Work task: Everything from the first line of the material below through the line containing "## 1. The structure to begin with" must be retyped exactly, and nothing past it.

Segment Start: Data listing

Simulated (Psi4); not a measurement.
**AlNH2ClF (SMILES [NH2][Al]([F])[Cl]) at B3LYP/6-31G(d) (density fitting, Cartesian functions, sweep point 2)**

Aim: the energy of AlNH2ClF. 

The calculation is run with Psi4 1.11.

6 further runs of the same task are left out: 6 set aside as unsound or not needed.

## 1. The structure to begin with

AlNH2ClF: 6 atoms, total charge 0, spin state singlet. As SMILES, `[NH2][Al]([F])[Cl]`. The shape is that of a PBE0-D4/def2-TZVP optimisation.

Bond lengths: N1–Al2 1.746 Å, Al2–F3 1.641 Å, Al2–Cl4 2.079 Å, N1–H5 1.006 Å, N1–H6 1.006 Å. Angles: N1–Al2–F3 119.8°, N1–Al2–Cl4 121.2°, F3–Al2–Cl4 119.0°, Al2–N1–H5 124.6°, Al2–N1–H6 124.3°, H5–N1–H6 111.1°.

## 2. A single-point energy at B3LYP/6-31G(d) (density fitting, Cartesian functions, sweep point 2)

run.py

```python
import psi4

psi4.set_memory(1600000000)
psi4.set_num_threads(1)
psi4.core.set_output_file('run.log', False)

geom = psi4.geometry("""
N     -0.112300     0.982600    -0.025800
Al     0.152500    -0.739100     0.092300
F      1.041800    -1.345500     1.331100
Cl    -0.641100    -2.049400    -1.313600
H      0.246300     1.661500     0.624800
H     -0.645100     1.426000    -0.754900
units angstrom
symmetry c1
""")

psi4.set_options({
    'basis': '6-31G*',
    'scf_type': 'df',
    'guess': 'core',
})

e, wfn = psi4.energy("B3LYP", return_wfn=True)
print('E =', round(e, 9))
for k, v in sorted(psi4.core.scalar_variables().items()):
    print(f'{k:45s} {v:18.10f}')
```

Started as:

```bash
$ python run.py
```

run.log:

Segment End: Data listing

Response box:
Simulated (Psi4); not a measurement.
**AlNH2ClF (SMILES [NH2][Al]([F])[Cl]) at B3LYP/6-31G(d) (density fitting, Cartesian functions, sweep point 2)**

Aim: the energy of AlNH2ClF. 

The calculation is run with Psi4 1.11.

6 further runs of the same task are left out: 6 set aside as unsound or not needed.

## 1. The structure to begin with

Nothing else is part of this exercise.